» ASSIGNMENT
A complete, exact copy of the records is needed here.

» GIVEN ENTRIES
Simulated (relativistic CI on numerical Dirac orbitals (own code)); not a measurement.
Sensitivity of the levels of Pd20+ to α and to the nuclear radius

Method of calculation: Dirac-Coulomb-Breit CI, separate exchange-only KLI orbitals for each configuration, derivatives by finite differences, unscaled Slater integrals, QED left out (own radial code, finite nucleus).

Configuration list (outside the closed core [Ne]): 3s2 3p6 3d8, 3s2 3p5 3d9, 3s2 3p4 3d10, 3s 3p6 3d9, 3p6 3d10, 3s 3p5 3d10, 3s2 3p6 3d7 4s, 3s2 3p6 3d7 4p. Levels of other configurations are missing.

» WRITTEN RESPONSE
Simulated (relativistic CI on numerical Dirac orbitals (own code)); not a measurement.
Sensitivity of the levels of Pd20+ to α and to the nuclear radius

Method of calculation: Dirac-Coulomb-Breit CI, separate exchange-only KLI orbitals for each configuration, derivatives by finite differences, unscaled Slater integrals, QED left out (own radial code, finite nucleus).

Configuration list (outside the closed core [Ne]): 3s2 3p6 3d8, 3s2 3p5 3d9, 3s2 3p4 3d10, 3s 3p6 3d9, 3p6 3d10, 3s 3p5 3d10, 3s2 3p6 3d7 4s, 3s2 3p6 3d7 4p. Levels of other configurations are missing.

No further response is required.